◆ ◆ ◆ ◆ ◆
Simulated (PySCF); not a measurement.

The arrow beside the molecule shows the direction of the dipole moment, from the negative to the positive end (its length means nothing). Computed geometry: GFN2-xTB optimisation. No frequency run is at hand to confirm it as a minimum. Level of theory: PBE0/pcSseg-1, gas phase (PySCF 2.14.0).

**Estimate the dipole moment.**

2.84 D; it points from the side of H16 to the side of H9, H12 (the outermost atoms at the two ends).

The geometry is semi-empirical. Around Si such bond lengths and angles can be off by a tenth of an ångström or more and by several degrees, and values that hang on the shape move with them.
◆ ◆ ◆ ◆ ◆

**TASK ITEM:**
Lines wanted from the listing above: the line with "The arrow beside" up to and including the line with "2.84 D; it points". Please write them out exactly, adding nothing else.

**SOLUTION:**
The arrow beside the molecule shows the direction of the dipole moment, from the negative to the positive end (its length means nothing). Computed geometry: GFN2-xTB optimisation. No frequency run is at hand to confirm it as a minimum. Level of theory: PBE0/pcSseg-1, gas phase (PySCF 2.14.0).

**Estimate the dipole moment.**

2.84 D; it points from the side of H16 to the side of H9, H12 (the outermost atoms at the two ends).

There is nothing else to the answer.